Provided data
┄┄┄┄┄┄┄┄┄┄

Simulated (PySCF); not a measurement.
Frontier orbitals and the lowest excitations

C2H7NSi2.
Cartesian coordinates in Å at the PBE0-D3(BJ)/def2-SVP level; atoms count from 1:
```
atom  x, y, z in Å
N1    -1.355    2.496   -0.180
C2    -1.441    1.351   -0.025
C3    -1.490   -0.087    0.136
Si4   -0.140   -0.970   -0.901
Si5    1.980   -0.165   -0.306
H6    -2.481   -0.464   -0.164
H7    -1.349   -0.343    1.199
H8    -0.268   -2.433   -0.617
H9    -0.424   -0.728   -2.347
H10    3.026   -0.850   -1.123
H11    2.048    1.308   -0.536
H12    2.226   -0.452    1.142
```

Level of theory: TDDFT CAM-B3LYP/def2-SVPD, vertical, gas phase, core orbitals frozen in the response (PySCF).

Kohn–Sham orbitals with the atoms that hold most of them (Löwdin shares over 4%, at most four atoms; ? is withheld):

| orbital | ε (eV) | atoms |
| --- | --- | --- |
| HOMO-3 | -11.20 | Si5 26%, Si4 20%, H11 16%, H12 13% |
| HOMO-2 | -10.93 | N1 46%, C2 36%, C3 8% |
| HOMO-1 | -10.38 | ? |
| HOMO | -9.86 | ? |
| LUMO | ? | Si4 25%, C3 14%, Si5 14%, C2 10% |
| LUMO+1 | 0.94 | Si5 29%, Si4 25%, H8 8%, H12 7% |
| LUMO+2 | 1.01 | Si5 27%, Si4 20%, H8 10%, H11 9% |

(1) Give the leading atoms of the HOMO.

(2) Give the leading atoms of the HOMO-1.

┄┄┄┄┄┄┄┄┄┄

Work instruction
Please reproduce exactly the lines above, beginning with the first and ending with the line that contains "(1) Give the leading atoms of the HOMO.", and include nothing outside that range.

Result
Simulated (PySCF); not a measurement.
Frontier orbitals and the lowest excitations

C2H7NSi2.
Cartesian coordinates in Å at the PBE0-D3(BJ)/def2-SVP level; atoms count from 1:
```
atom  x, y, z in Å
N1    -1.355    2.496   -0.180
C2    -1.441    1.351   -0.025
C3    -1.490   -0.087    0.136
Si4   -0.140   -0.970   -0.901
Si5    1.980   -0.165   -0.306
H6    -2.481   -0.464   -0.164
H7    -1.349   -0.343    1.199
H8    -0.268   -2.433   -0.617
H9    -0.424   -0.728   -2.347
H10    3.026   -0.850   -1.123
H11    2.048    1.308   -0.536
H12    2.226   -0.452    1.142
```

Level of theory: TDDFT CAM-B3LYP/def2-SVPD, vertical, gas phase, core orbitals frozen in the response (PySCF).

Kohn–Sham orbitals with the atoms that hold most of them (Löwdin shares over 4%, at most four atoms; ? is withheld):

| orbital | ε (eV) | atoms |
| --- | --- | --- |
| HOMO-3 | -11.20 | Si5 26%, Si4 20%, H11 16%, H12 13% |
| HOMO-2 | -10.93 | N1 46%, C2 36%, C3 8% |
| HOMO-1 | -10.38 | ? |
| HOMO | -9.86 | ? |
| LUMO | ? | Si4 25%, C3 14%, Si5 14%, C2 10% |
| LUMO+1 | 0.94 | Si5 29%, Si4 25%, H8 8%, H12 7% |
| LUMO+2 | 1.01 | Si5 27%, Si4 20%, H8 10%, H11 9% |

(1) Give the leading atoms of the HOMO.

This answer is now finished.